==== Data supplied ====

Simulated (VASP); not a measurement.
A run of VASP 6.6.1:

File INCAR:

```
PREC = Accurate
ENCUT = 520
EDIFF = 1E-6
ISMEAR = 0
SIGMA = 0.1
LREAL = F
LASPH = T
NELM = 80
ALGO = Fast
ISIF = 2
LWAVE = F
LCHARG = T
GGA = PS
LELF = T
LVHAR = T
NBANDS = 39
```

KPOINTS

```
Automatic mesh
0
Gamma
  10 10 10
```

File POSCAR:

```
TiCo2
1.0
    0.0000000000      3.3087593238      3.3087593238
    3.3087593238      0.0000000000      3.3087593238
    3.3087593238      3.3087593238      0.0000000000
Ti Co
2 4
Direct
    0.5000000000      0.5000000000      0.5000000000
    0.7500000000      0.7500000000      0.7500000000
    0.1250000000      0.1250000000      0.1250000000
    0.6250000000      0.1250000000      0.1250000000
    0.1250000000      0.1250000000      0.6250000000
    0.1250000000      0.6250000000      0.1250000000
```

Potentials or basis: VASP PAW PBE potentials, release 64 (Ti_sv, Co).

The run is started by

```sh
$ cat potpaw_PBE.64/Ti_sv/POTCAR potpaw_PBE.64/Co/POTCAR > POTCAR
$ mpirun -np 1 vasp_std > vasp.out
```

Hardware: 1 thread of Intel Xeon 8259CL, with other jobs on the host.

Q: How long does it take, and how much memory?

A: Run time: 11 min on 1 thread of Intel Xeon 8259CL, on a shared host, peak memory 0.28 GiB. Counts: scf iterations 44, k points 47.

====

Assignment: A verbatim transcription is required: the first line of the listing, the line containing "Q: How long", and every line between them.

Exercise answer:
Simulated (VASP); not a measurement.
A run of VASP 6.6.1:

File INCAR:

```
PREC = Accurate
ENCUT = 520
EDIFF = 1E-6
ISMEAR = 0
SIGMA = 0.1
LREAL = F
LASPH = T
NELM = 80
ALGO = Fast
ISIF = 2
LWAVE = F
LCHARG = T
GGA = PS
LELF = T
LVHAR = T
NBANDS = 39
```

KPOINTS

```
Automatic mesh
0
Gamma
  10 10 10
```

File POSCAR:

```
TiCo2
1.0
    0.0000000000      3.3087593238      3.3087593238
    3.3087593238      0.0000000000      3.3087593238
    3.3087593238      3.3087593238      0.0000000000
Ti Co
2 4
Direct
    0.5000000000      0.5000000000      0.5000000000
    0.7500000000      0.7500000000      0.7500000000
    0.1250000000      0.1250000000      0.1250000000
    0.6250000000      0.1250000000      0.1250000000
    0.1250000000      0.1250000000      0.6250000000
    0.1250000000      0.6250000000      0.1250000000
```

Potentials or basis: VASP PAW PBE potentials, release 64 (Ti_sv, Co).

The run is started by

```sh
$ cat potpaw_PBE.64/Ti_sv/POTCAR potpaw_PBE.64/Co/POTCAR > POTCAR
$ mpirun -np 1 vasp_std > vasp.out
```

Hardware: 1 thread of Intel Xeon 8259CL, with other jobs on the host.

Q: How long does it take, and how much memory?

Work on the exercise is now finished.